- [DATA SECTION]:
========

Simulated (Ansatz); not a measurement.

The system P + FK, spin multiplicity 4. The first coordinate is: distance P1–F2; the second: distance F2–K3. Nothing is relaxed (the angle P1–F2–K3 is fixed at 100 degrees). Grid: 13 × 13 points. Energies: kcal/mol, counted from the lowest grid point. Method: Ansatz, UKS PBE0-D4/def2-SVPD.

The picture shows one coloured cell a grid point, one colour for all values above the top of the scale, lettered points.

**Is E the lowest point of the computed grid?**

========

All of the entries above need to be output again exactly.

- [RESULT]:
Simulated (Ansatz); not a measurement.

The system P + FK, spin multiplicity 4. The first coordinate is: distance P1–F2; the second: distance F2–K3. Nothing is relaxed (the angle P1–F2–K3 is fixed at 100 degrees). Grid: 13 × 13 points. Energies: kcal/mol, counted from the lowest grid point. Method: Ansatz, UKS PBE0-D4/def2-SVPD.

The picture shows one coloured cell a grid point, one colour for all values above the top of the scale, lettered points.

**Is E the lowest point of the computed grid?**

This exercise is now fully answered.